WORK TASK: Give back all the data exactly as it was written.

START DATA RECORDS

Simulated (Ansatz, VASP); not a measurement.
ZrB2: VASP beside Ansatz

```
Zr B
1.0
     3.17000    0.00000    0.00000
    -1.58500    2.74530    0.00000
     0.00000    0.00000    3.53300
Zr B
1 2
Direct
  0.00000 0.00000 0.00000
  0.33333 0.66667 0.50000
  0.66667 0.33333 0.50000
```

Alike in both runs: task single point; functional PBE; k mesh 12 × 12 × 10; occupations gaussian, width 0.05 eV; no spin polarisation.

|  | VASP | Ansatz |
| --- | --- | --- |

END DATA RECORDS

TASK OUTPUT:
Simulated (Ansatz, VASP); not a measurement.
ZrB2: VASP beside Ansatz

```
Zr B
1.0
     3.17000    0.00000    0.00000
    -1.58500    2.74530    0.00000
     0.00000    0.00000    3.53300
Zr B
1 2
Direct
  0.00000 0.00000 0.00000
  0.33333 0.66667 0.50000
  0.66667 0.33333 0.50000
```

Alike in both runs: task single point; functional PBE; k mesh 12 × 12 × 10; occupations gaussian, width 0.05 eV; no spin polarisation.

|  | VASP | Ansatz |
| --- | --- | --- |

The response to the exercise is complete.